========================
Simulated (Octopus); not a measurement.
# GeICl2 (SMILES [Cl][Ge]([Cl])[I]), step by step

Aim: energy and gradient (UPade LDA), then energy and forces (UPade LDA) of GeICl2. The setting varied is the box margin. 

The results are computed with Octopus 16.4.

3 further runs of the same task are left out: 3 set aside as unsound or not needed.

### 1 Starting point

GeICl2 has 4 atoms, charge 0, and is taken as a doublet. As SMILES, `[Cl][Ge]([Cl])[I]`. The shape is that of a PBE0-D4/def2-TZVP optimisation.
========================

The reply is to be an exact copy of the listing.

* SOLUTION
Simulated (Octopus); not a measurement.
# GeICl2 (SMILES [Cl][Ge]([Cl])[I]), step by step

Aim: energy and gradient (UPade LDA), then energy and forces (UPade LDA) of GeICl2. The setting varied is the box margin. 

The results are computed with Octopus 16.4.

3 further runs of the same task are left out: 3 set aside as unsound or not needed.

### 1 Starting point

GeICl2 has 4 atoms, charge 0, and is taken as a doublet. As SMILES, `[Cl][Ge]([Cl])[I]`. The shape is that of a PBE0-D4/def2-TZVP optimisation.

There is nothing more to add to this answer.